■ Action item
Repeat each entry below exactly.

■ Record extracts
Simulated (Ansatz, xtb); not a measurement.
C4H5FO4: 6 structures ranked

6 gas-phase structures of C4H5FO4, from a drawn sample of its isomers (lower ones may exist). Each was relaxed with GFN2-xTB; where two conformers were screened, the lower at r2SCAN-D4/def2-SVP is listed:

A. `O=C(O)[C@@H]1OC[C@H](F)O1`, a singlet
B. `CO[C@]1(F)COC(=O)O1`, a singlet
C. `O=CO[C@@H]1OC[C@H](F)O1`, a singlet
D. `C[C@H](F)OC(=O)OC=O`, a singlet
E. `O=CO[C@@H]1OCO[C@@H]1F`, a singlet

■ Exercise result
Simulated (Ansatz, xtb); not a measurement.
C4H5FO4: 6 structures ranked

6 gas-phase structures of C4H5FO4, from a drawn sample of its isomers (lower ones may exist). Each was relaxed with GFN2-xTB; where two conformers were screened, the lower at r2SCAN-D4/def2-SVP is listed:

A. `O=C(O)[C@@H]1OC[C@H](F)O1`, a singlet
B. `CO[C@]1(F)COC(=O)O1`, a singlet
C. `O=CO[C@@H]1OC[C@H](F)O1`, a singlet
D. `C[C@H](F)OC(=O)OC=O`, a singlet
E. `O=CO[C@@H]1OCO[C@@H]1F`, a singlet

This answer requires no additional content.